■ Work order ■
Once the line with "Cell (relaxed at" is found in the data, output it and each following line exactly, up to and including the line with "The computed numbers", and nothing before or after.

■ Data extract ■
+++
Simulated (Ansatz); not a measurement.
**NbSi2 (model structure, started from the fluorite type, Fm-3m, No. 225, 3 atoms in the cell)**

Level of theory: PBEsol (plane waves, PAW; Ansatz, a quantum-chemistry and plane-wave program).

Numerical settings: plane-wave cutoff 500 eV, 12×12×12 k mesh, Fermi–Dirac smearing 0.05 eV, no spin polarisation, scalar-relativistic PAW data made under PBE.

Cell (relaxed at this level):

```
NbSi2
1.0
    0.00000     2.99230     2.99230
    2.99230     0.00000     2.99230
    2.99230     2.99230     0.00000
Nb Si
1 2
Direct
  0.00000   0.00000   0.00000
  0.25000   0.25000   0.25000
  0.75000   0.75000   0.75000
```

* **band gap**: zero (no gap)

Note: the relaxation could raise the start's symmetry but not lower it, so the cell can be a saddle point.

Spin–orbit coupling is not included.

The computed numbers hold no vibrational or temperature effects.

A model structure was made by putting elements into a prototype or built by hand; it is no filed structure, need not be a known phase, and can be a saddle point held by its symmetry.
+++

■ Answer space ■
Cell (relaxed at this level):

```
NbSi2
1.0
    0.00000     2.99230     2.99230
    2.99230     0.00000     2.99230
    2.99230     2.99230     0.00000
Nb Si
1 2
Direct
  0.00000   0.00000   0.00000
  0.25000   0.25000   0.25000
  0.75000   0.75000   0.75000
```

* **band gap**: zero (no gap)

Note: the relaxation could raise the start's symmetry but not lower it, so the cell can be a saddle point.

Spin–orbit coupling is not included.

The computed numbers hold no vibrational or temperature effects.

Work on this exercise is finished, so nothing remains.